▶ **Dataset extract**:
########################################

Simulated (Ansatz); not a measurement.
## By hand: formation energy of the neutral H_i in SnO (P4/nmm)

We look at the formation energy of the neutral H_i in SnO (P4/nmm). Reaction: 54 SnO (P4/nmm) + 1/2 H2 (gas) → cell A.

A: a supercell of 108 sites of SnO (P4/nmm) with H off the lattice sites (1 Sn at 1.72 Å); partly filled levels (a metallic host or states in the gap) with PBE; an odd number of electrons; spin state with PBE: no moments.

########################################

▶ **Action item**:
Please restate the whole listing word for word.

▶ **Answer space**:
Simulated (Ansatz); not a measurement.
## By hand: formation energy of the neutral H_i in SnO (P4/nmm)

We look at the formation energy of the neutral H_i in SnO (P4/nmm). Reaction: 54 SnO (P4/nmm) + 1/2 H2 (gas) → cell A.

A: a supercell of 108 sites of SnO (P4/nmm) with H off the lattice sites (1 Sn at 1.72 Å); partly filled levels (a metallic host or states in the gap) with PBE; an odd number of electrons; spin state with PBE: no moments.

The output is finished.